== Work item ==
Each record is to be transcribed in full and exactly.

== Data shown ==
================================

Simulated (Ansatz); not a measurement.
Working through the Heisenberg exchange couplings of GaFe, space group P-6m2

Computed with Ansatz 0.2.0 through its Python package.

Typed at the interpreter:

================================

== Answer space ==
Simulated (Ansatz); not a measurement.
Working through the Heisenberg exchange couplings of GaFe, space group P-6m2

Computed with Ansatz 0.2.0 through its Python package.

Typed at the interpreter:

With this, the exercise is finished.